> [Dataset content]:
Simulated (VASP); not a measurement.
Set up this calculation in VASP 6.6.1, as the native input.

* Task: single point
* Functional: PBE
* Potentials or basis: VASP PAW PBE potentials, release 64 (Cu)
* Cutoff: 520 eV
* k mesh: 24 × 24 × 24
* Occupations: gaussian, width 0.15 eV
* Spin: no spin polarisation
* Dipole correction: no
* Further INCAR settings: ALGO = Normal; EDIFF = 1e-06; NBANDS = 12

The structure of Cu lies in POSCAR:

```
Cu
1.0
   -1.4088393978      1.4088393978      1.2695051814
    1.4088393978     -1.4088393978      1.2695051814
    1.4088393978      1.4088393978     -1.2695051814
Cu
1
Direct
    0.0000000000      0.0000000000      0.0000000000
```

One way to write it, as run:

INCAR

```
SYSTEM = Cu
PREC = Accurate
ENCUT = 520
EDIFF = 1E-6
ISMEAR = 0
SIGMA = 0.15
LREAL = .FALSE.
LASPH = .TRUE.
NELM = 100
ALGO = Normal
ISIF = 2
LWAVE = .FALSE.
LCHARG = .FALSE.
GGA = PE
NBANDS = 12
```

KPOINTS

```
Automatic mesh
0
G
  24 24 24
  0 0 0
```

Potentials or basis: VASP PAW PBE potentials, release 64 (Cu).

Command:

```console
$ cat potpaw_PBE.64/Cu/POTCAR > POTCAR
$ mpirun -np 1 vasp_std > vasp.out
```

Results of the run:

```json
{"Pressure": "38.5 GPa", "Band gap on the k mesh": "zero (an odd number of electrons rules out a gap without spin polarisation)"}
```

> [Exercise]: Without altering a single word, reproduce the entries above.

> [Exercise result]:
Simulated (VASP); not a measurement.
Set up this calculation in VASP 6.6.1, as the native input.

* Task: single point
* Functional: PBE
* Potentials or basis: VASP PAW PBE potentials, release 64 (Cu)
* Cutoff: 520 eV
* k mesh: 24 × 24 × 24
* Occupations: gaussian, width 0.15 eV
* Spin: no spin polarisation
* Dipole correction: no
* Further INCAR settings: ALGO = Normal; EDIFF = 1e-06; NBANDS = 12

The structure of Cu lies in POSCAR:

```
Cu
1.0
   -1.4088393978      1.4088393978      1.2695051814
    1.4088393978     -1.4088393978      1.2695051814
    1.4088393978      1.4088393978     -1.2695051814
Cu
1
Direct
    0.0000000000      0.0000000000      0.0000000000
```

One way to write it, as run:

INCAR

```
SYSTEM = Cu
PREC = Accurate
ENCUT = 520
EDIFF = 1E-6
ISMEAR = 0
SIGMA = 0.15
LREAL = .FALSE.
LASPH = .TRUE.
NELM = 100
ALGO = Normal
ISIF = 2
LWAVE = .FALSE.
LCHARG = .FALSE.
GGA = PE
NBANDS = 12
```

KPOINTS

```
Automatic mesh
0
G
  24 24 24
  0 0 0
```

Potentials or basis: VASP PAW PBE potentials, release 64 (Cu).

Command:

```console
$ cat potpaw_PBE.64/Cu/POTCAR > POTCAR
$ mpirun -np 1 vasp_std > vasp.out
```

Results of the run:

```json
{"Pressure": "38.5 GPa", "Band gap on the k mesh": "zero (an odd number of electrons rules out a gap without spin polarisation)"}
```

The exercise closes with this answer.